Data provided:
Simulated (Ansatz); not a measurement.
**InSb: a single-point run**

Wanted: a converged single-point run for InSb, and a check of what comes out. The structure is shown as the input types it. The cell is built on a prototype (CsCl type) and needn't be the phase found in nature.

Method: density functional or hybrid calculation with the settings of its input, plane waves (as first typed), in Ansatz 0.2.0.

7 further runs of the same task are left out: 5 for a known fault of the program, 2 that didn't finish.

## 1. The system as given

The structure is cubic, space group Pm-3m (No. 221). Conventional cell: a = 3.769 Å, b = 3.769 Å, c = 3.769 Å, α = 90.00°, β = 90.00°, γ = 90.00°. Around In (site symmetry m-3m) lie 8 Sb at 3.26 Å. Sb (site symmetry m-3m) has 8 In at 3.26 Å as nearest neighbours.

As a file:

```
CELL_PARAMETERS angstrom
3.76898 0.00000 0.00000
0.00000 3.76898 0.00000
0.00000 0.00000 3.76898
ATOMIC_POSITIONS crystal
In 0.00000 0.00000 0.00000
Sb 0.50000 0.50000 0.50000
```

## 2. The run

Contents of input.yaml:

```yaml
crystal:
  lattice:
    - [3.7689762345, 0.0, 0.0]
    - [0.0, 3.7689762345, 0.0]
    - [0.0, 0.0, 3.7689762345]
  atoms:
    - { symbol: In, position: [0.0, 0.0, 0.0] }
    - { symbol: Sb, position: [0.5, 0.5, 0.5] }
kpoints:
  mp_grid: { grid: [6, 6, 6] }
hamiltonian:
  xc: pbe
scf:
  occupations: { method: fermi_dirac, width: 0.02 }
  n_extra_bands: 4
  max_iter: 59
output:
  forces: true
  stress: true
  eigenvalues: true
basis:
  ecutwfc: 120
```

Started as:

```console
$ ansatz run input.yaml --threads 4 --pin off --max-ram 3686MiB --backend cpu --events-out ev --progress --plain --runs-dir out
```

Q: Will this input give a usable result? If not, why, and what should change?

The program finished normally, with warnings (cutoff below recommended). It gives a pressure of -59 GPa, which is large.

Activity: From the records above, repeat exactly the lines from the one with "## 1. The system as given" through the one with "Q: Will this", both included.

Written reply:
## 1. The system as given

The structure is cubic, space group Pm-3m (No. 221). Conventional cell: a = 3.769 Å, b = 3.769 Å, c = 3.769 Å, α = 90.00°, β = 90.00°, γ = 90.00°. Around In (site symmetry m-3m) lie 8 Sb at 3.26 Å. Sb (site symmetry m-3m) has 8 In at 3.26 Å as nearest neighbours.

As a file:

```
CELL_PARAMETERS angstrom
3.76898 0.00000 0.00000
0.00000 3.76898 0.00000
0.00000 0.00000 3.76898
ATOMIC_POSITIONS crystal
In 0.00000 0.00000 0.00000
Sb 0.50000 0.50000 0.50000
```

## 2. The run

Contents of input.yaml:

```yaml
crystal:
  lattice:
    - [3.7689762345, 0.0, 0.0]
    - [0.0, 3.7689762345, 0.0]
    - [0.0, 0.0, 3.7689762345]
  atoms:
    - { symbol: In, position: [0.0, 0.0, 0.0] }
    - { symbol: Sb, position: [0.5, 0.5, 0.5] }
kpoints:
  mp_grid: { grid: [6, 6, 6] }
hamiltonian:
  xc: pbe
scf:
  occupations: { method: fermi_dirac, width: 0.02 }
  n_extra_bands: 4
  max_iter: 59
output:
  forces: true
  stress: true
  eigenvalues: true
basis:
  ecutwfc: 120
```

Started as:

```console
$ ansatz run input.yaml --threads 4 --pin off --max-ram 3686MiB --backend cpu --events-out ev --progress --plain --runs-dir out
```

Q: Will this input give a usable result? If not, why, and what should change?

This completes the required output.